Segment Start: DATASET CONTENT
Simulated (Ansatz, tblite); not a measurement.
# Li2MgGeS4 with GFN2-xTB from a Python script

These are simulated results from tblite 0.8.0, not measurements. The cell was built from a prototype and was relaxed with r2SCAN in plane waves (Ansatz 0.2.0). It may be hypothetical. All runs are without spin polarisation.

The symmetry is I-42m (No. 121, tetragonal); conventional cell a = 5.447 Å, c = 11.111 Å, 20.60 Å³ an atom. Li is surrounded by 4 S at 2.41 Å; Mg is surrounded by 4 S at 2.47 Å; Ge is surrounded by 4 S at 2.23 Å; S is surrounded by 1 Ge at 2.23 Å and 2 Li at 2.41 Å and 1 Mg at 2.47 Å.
Segment End: DATASET CONTENT

REQUIREMENT — Return all of the material precisely as written.

PROBLEM SOLUTION —
Simulated (Ansatz, tblite); not a measurement.
# Li2MgGeS4 with GFN2-xTB from a Python script

These are simulated results from tblite 0.8.0, not measurements. The cell was built from a prototype and was relaxed with r2SCAN in plane waves (Ansatz 0.2.0). It may be hypothetical. All runs are without spin polarisation.

The symmetry is I-42m (No. 121, tetragonal); conventional cell a = 5.447 Å, c = 11.111 Å, 20.60 Å³ an atom. Li is surrounded by 4 S at 2.41 Å; Mg is surrounded by 4 S at 2.47 Å; Ge is surrounded by 4 S at 2.23 Å; S is surrounded by 1 Ge at 2.23 Å and 2 Li at 2.41 Å and 1 Mg at 2.47 Å.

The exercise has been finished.